In the listing beneath this line, copy exactly the lines starting with the one containing "- HOMO = -6.58 eV" and going on through the one containing "- cost = around 22 core-minutes (rough)".

Raw data START

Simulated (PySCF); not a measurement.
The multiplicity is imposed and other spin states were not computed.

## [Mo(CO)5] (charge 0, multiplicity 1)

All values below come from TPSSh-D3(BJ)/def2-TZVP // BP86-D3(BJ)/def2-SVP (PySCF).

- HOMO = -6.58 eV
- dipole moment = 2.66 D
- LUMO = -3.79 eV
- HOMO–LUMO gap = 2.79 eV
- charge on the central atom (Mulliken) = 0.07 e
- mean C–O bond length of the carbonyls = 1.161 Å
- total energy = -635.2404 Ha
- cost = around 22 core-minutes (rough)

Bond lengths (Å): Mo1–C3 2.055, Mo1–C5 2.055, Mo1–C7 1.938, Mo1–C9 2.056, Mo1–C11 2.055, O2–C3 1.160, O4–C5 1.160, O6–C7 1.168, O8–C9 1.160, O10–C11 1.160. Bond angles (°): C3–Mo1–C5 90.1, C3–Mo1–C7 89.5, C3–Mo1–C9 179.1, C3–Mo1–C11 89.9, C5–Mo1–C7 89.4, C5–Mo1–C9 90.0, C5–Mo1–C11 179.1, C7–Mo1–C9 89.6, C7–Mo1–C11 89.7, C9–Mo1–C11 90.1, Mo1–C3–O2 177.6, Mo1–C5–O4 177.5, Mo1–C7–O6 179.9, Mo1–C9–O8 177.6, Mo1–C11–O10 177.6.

Raw data END

Task answer —
- HOMO = -6.58 eV
- dipole moment = 2.66 D
- LUMO = -3.79 eV
- HOMO–LUMO gap = 2.79 eV
- charge on the central atom (Mulliken) = 0.07 e
- mean C–O bond length of the carbonyls = 1.161 Å
- total energy = -635.2404 Ha
- cost = around 22 core-minutes (rough)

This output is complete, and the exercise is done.